REQUIRED ACTION = The line containing "To predict: What" marks the end: output every line of the data up to it, and that line too, exactly as written.

* * * * * * * * *

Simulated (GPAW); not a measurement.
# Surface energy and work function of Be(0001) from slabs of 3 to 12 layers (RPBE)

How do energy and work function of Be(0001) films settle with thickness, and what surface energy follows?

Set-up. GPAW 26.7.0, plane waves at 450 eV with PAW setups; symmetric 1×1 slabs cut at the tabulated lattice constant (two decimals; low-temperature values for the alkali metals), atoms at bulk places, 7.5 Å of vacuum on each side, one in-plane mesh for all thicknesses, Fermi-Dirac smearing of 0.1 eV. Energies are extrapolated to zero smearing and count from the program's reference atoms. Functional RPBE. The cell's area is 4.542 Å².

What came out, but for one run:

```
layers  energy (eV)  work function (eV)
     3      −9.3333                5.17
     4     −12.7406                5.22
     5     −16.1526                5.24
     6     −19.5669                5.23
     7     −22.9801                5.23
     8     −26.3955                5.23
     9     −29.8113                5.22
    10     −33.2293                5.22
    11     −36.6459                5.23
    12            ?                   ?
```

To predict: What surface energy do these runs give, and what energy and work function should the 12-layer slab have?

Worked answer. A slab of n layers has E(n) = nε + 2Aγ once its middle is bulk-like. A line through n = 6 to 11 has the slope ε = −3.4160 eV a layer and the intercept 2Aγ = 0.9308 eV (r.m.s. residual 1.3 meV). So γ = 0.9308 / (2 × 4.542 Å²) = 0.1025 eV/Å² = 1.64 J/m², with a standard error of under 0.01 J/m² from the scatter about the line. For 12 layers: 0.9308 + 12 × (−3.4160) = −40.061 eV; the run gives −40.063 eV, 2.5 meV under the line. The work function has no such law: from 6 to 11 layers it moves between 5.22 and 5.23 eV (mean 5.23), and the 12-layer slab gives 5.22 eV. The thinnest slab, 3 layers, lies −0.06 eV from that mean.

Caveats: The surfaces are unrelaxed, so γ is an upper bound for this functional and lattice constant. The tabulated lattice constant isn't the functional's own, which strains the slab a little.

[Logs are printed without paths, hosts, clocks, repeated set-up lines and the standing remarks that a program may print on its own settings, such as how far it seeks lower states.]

* * * * * * * * *

WORKED SOLUTION =
Simulated (GPAW); not a measurement.
# Surface energy and work function of Be(0001) from slabs of 3 to 12 layers (RPBE)

How do energy and work function of Be(0001) films settle with thickness, and what surface energy follows?

Set-up. GPAW 26.7.0, plane waves at 450 eV with PAW setups; symmetric 1×1 slabs cut at the tabulated lattice constant (two decimals; low-temperature values for the alkali metals), atoms at bulk places, 7.5 Å of vacuum on each side, one in-plane mesh for all thicknesses, Fermi-Dirac smearing of 0.1 eV. Energies are extrapolated to zero smearing and count from the program's reference atoms. Functional RPBE. The cell's area is 4.542 Å².

What came out, but for one run:

```
layers  energy (eV)  work function (eV)
     3      −9.3333                5.17
     4     −12.7406                5.22
     5     −16.1526                5.24
     6     −19.5669                5.23
     7     −22.9801                5.23
     8     −26.3955                5.23
     9     −29.8113                5.22
    10     −33.2293                5.22
    11     −36.6459                5.23
    12            ?                   ?
```

To predict: What surface energy do these runs give, and what energy and work function should the 12-layer slab have?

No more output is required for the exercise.